__Exercise__. Give back, word for word, the lines in the listing below from the one holding "All numbers below" down to the one holding "In the host", both ends included.

__Data__.
------------------------------

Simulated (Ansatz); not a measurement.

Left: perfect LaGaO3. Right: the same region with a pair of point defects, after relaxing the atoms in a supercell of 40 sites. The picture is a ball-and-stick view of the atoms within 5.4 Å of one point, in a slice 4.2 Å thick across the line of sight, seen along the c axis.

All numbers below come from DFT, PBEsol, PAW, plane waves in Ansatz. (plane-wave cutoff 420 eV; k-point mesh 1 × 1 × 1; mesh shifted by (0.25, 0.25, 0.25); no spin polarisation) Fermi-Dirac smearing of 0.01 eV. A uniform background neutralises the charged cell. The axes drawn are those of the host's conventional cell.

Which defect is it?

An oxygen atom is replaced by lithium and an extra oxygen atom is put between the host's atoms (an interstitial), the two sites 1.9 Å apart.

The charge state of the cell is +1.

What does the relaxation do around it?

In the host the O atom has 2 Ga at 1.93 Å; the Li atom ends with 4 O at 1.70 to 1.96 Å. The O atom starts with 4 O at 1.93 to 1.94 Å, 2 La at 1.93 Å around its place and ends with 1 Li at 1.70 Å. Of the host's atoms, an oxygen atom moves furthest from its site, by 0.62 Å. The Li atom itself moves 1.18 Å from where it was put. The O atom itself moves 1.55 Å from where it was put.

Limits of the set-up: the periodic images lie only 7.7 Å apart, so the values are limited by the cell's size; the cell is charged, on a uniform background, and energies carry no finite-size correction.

------------------------------

__Task solution__.
All numbers below come from DFT, PBEsol, PAW, plane waves in Ansatz. (plane-wave cutoff 420 eV; k-point mesh 1 × 1 × 1; mesh shifted by (0.25, 0.25, 0.25); no spin polarisation) Fermi-Dirac smearing of 0.01 eV. A uniform background neutralises the charged cell. The axes drawn are those of the host's conventional cell.

Which defect is it?

An oxygen atom is replaced by lithium and an extra oxygen atom is put between the host's atoms (an interstitial), the two sites 1.9 Å apart.

The charge state of the cell is +1.

What does the relaxation do around it?

In the host the O atom has 2 Ga at 1.93 Å; the Li atom ends with 4 O at 1.70 to 1.96 Å. The O atom starts with 4 O at 1.93 to 1.94 Å, 2 La at 1.93 Å around its place and ends with 1 Li at 1.70 Å. Of the host's atoms, an oxygen atom moves furthest from its site, by 0.62 Å. The Li atom itself moves 1.18 Å from where it was put. The O atom itself moves 1.55 Å from where it was put.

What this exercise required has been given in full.